Give back an exact copy of the lines in the records below, from the line that has "Potentials or basis: VASP" through the line that has "Hardware: 1 thread", and nothing besides.

——————————
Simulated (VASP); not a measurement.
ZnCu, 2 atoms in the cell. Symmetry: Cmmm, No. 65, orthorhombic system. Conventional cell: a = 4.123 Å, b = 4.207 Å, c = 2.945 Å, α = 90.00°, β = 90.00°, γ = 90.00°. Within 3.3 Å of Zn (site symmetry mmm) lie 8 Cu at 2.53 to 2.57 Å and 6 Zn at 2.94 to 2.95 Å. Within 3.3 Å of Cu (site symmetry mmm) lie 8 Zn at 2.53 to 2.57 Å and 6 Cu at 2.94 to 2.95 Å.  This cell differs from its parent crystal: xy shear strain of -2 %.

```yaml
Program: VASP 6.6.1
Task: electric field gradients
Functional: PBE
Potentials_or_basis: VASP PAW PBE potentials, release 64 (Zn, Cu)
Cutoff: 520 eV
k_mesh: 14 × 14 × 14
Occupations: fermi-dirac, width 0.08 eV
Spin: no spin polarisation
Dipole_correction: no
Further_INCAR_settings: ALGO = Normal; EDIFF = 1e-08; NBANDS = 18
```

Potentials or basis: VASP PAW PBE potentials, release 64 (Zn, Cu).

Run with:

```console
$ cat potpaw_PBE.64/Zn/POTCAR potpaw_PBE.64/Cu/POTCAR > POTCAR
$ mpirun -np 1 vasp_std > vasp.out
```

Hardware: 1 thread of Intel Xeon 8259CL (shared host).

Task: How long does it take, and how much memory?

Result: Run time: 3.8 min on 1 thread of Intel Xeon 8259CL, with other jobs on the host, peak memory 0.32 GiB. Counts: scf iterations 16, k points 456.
——————————

_RESPONSE AREA_.
Potentials or basis: VASP PAW PBE potentials, release 64 (Zn, Cu).

Run with:

```console
$ cat potpaw_PBE.64/Zn/POTCAR potpaw_PBE.64/Cu/POTCAR > POTCAR
$ mpirun -np 1 vasp_std > vasp.out
```

Hardware: 1 thread of Intel Xeon 8259CL (shared host).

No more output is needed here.